● ● ●
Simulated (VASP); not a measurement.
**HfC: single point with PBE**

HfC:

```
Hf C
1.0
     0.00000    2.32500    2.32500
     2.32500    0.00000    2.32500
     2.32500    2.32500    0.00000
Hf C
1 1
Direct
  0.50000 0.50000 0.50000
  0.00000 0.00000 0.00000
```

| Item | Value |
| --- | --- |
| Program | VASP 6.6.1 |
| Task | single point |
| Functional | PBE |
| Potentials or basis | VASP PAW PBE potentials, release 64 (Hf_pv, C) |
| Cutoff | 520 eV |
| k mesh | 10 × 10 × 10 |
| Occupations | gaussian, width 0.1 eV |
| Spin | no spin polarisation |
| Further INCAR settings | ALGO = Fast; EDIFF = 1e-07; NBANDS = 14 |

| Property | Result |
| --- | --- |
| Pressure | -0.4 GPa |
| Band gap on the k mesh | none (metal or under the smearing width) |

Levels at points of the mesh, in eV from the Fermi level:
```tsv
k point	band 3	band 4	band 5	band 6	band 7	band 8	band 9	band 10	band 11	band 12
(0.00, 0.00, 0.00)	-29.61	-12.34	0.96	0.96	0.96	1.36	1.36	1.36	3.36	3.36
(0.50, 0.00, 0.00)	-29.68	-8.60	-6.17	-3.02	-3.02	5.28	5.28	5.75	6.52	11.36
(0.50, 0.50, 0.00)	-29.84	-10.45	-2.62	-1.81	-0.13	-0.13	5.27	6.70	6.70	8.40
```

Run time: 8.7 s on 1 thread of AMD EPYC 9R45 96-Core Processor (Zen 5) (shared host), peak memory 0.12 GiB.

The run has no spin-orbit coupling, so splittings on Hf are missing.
● ● ●

Starting with the first line of the listing, output each line exactly until you have included the one containing "Run time: 8.7".

#### [TASK RESULT]
Simulated (VASP); not a measurement.
**HfC: single point with PBE**

HfC:

```
Hf C
1.0
     0.00000    2.32500    2.32500
     2.32500    0.00000    2.32500
     2.32500    2.32500    0.00000
Hf C
1 1
Direct
  0.50000 0.50000 0.50000
  0.00000 0.00000 0.00000
```

| Item | Value |
| --- | --- |
| Program | VASP 6.6.1 |
| Task | single point |
| Functional | PBE |
| Potentials or basis | VASP PAW PBE potentials, release 64 (Hf_pv, C) |
| Cutoff | 520 eV |
| k mesh | 10 × 10 × 10 |
| Occupations | gaussian, width 0.1 eV |
| Spin | no spin polarisation |
| Further INCAR settings | ALGO = Fast; EDIFF = 1e-07; NBANDS = 14 |

| Property | Result |
| --- | --- |
| Pressure | -0.4 GPa |
| Band gap on the k mesh | none (metal or under the smearing width) |

Levels at points of the mesh, in eV from the Fermi level:
```tsv
k point	band 3	band 4	band 5	band 6	band 7	band 8	band 9	band 10	band 11	band 12
(0.00, 0.00, 0.00)	-29.61	-12.34	0.96	0.96	0.96	1.36	1.36	1.36	3.36	3.36
(0.50, 0.00, 0.00)	-29.68	-8.60	-6.17	-3.02	-3.02	5.28	5.28	5.75	6.52	11.36
(0.50, 0.50, 0.00)	-29.84	-10.45	-2.62	-1.81	-0.13	-0.13	5.27	6.70	6.70	8.40
```

Run time: 8.7 s on 1 thread of AMD EPYC 9R45 96-Core Processor (Zen 5) (shared host), peak memory 0.12 GiB.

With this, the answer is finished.